[Given entries — start]

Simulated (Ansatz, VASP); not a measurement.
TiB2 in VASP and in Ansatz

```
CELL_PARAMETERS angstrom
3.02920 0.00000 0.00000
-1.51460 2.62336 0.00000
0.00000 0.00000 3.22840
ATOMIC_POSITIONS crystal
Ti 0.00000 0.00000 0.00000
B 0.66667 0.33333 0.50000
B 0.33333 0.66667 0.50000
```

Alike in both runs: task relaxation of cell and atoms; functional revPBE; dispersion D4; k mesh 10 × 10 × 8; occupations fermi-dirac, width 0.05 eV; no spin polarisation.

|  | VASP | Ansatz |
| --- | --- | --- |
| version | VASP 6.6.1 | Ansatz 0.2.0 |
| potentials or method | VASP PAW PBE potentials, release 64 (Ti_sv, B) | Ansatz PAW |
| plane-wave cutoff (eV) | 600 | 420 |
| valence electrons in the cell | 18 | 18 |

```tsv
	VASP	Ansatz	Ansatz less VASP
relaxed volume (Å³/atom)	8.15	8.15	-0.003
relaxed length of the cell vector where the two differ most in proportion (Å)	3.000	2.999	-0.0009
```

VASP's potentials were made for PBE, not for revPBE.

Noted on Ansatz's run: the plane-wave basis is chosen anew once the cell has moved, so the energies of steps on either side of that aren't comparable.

[Given entries — finish]

Work request: Send back the lines of the records word for word, from the very first through the line containing "VASP's potentials were".

Response area:
Simulated (Ansatz, VASP); not a measurement.
TiB2 in VASP and in Ansatz

```
CELL_PARAMETERS angstrom
3.02920 0.00000 0.00000
-1.51460 2.62336 0.00000
0.00000 0.00000 3.22840
ATOMIC_POSITIONS crystal
Ti 0.00000 0.00000 0.00000
B 0.66667 0.33333 0.50000
B 0.33333 0.66667 0.50000
```

Alike in both runs: task relaxation of cell and atoms; functional revPBE; dispersion D4; k mesh 10 × 10 × 8; occupations fermi-dirac, width 0.05 eV; no spin polarisation.

|  | VASP | Ansatz |
| --- | --- | --- |
| version | VASP 6.6.1 | Ansatz 0.2.0 |
| potentials or method | VASP PAW PBE potentials, release 64 (Ti_sv, B) | Ansatz PAW |
| plane-wave cutoff (eV) | 600 | 420 |
| valence electrons in the cell | 18 | 18 |

```tsv
	VASP	Ansatz	Ansatz less VASP
relaxed volume (Å³/atom)	8.15	8.15	-0.003
relaxed length of the cell vector where the two differ most in proportion (Å)	3.000	2.999	-0.0009
```

VASP's potentials were made for PBE, not for revPBE.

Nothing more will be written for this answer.